Material supplied section start
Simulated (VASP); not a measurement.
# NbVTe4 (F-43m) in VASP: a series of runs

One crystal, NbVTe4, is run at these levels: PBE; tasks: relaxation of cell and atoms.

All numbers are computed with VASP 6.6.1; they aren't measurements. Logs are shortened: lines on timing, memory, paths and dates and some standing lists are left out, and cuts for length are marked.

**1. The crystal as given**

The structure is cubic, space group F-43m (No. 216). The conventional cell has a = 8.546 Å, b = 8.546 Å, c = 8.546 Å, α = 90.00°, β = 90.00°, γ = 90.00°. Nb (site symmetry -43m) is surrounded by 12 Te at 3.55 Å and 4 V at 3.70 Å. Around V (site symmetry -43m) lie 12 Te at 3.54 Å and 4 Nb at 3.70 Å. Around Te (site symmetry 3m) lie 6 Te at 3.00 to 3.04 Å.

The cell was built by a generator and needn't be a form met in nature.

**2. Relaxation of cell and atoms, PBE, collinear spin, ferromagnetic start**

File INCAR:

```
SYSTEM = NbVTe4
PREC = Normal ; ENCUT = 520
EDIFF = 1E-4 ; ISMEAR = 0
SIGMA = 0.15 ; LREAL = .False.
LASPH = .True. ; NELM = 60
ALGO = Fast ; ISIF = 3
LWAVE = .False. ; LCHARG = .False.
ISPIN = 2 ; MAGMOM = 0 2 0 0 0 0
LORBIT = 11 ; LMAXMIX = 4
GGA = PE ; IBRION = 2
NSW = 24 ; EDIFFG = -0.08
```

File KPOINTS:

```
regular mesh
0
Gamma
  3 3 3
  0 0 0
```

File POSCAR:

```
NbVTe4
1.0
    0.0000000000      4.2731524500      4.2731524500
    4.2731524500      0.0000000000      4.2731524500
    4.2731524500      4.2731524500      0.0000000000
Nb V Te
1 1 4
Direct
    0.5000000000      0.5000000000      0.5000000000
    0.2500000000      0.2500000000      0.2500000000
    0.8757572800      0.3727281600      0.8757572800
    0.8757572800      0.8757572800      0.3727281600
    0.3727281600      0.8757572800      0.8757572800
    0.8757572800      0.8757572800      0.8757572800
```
Material supplied section end

■ Requirement
Copy exactly the lines above, starting at the opening line and finishing at the line in which "The structure is" occurs.

■ Answer area
Simulated (VASP); not a measurement.
# NbVTe4 (F-43m) in VASP: a series of runs

One crystal, NbVTe4, is run at these levels: PBE; tasks: relaxation of cell and atoms.

All numbers are computed with VASP 6.6.1; they aren't measurements. Logs are shortened: lines on timing, memory, paths and dates and some standing lists are left out, and cuts for length are marked.

**1. The crystal as given**

The structure is cubic, space group F-43m (No. 216). The conventional cell has a = 8.546 Å, b = 8.546 Å, c = 8.546 Å, α = 90.00°, β = 90.00°, γ = 90.00°. Nb (site symmetry -43m) is surrounded by 12 Te at 3.55 Å and 4 V at 3.70 Å. Around V (site symmetry -43m) lie 12 Te at 3.54 Å and 4 Nb at 3.70 Å. Around Te (site symmetry 3m) lie 6 Te at 3.00 to 3.04 Å.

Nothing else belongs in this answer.